The line containing "VASP's potentials hold" marks the end; copy exactly all lines from the start of the material up to and including it.

## Record extracts
--
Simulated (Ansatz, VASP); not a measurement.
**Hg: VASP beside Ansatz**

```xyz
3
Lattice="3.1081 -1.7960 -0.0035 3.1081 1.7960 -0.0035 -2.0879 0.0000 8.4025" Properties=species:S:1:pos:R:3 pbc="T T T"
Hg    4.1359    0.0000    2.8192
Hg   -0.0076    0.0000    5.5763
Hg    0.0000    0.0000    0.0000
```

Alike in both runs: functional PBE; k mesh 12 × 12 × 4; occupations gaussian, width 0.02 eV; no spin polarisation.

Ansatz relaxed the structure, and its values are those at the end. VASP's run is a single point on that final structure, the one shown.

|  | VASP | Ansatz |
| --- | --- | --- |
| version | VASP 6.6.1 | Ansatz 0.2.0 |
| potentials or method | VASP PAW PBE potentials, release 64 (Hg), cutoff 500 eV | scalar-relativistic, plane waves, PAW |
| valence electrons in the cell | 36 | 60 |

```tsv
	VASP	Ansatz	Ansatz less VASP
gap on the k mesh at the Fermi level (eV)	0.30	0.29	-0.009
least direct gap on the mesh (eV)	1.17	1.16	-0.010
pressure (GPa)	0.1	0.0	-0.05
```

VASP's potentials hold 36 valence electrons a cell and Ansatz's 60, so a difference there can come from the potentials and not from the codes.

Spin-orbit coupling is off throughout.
--

## Written reply
Simulated (Ansatz, VASP); not a measurement.
**Hg: VASP beside Ansatz**

```xyz
3
Lattice="3.1081 -1.7960 -0.0035 3.1081 1.7960 -0.0035 -2.0879 0.0000 8.4025" Properties=species:S:1:pos:R:3 pbc="T T T"
Hg    4.1359    0.0000    2.8192
Hg   -0.0076    0.0000    5.5763
Hg    0.0000    0.0000    0.0000
```

Alike in both runs: functional PBE; k mesh 12 × 12 × 4; occupations gaussian, width 0.02 eV; no spin polarisation.

Ansatz relaxed the structure, and its values are those at the end. VASP's run is a single point on that final structure, the one shown.

|  | VASP | Ansatz |
| --- | --- | --- |
| version | VASP 6.6.1 | Ansatz 0.2.0 |
| potentials or method | VASP PAW PBE potentials, release 64 (Hg), cutoff 500 eV | scalar-relativistic, plane waves, PAW |
| valence electrons in the cell | 36 | 60 |

```tsv
	VASP	Ansatz	Ansatz less VASP
gap on the k mesh at the Fermi level (eV)	0.30	0.29	-0.009
least direct gap on the mesh (eV)	1.17	1.16	-0.010
pressure (GPa)	0.1	0.0	-0.05
```

VASP's potentials hold 36 valence electrons a cell and Ansatz's 60, so a difference there can come from the potentials and not from the codes.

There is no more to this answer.